=== WORK REQUEST ===
Copy out the listing that follows in its entirety, keeping it exactly the same.

RECORD EXTRACTS section start
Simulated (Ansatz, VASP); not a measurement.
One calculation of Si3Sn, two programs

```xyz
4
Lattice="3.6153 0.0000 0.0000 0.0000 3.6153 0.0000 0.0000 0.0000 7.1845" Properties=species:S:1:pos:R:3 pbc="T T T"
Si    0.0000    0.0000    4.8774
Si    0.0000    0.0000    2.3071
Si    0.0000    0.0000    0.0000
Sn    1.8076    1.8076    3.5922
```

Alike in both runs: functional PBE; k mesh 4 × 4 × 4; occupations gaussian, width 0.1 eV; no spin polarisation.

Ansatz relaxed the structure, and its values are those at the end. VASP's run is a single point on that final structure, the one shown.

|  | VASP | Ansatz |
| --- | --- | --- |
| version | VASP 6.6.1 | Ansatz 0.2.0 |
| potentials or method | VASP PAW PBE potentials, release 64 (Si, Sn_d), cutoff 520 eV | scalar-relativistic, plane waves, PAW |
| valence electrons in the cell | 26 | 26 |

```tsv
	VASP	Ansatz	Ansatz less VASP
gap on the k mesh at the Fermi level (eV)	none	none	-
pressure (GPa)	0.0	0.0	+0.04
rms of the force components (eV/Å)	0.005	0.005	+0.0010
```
RECORD EXTRACTS section end

=== ANSWER SPACE ===
Simulated (Ansatz, VASP); not a measurement.
One calculation of Si3Sn, two programs

```xyz
4
Lattice="3.6153 0.0000 0.0000 0.0000 3.6153 0.0000 0.0000 0.0000 7.1845" Properties=species:S:1:pos:R:3 pbc="T T T"
Si    0.0000    0.0000    4.8774
Si    0.0000    0.0000    2.3071
Si    0.0000    0.0000    0.0000
Sn    1.8076    1.8076    3.5922
```

Alike in both runs: functional PBE; k mesh 4 × 4 × 4; occupations gaussian, width 0.1 eV; no spin polarisation.

Ansatz relaxed the structure, and its values are those at the end. VASP's run is a single point on that final structure, the one shown.

|  | VASP | Ansatz |
| --- | --- | --- |
| version | VASP 6.6.1 | Ansatz 0.2.0 |
| potentials or method | VASP PAW PBE potentials, release 64 (Si, Sn_d), cutoff 520 eV | scalar-relativistic, plane waves, PAW |
| valence electrons in the cell | 26 | 26 |

```tsv
	VASP	Ansatz	Ansatz less VASP
gap on the k mesh at the Fermi level (eV)	none	none	-
pressure (GPa)	0.0	0.0	+0.04
rms of the force components (eV/Å)	0.005	0.005	+0.0010
```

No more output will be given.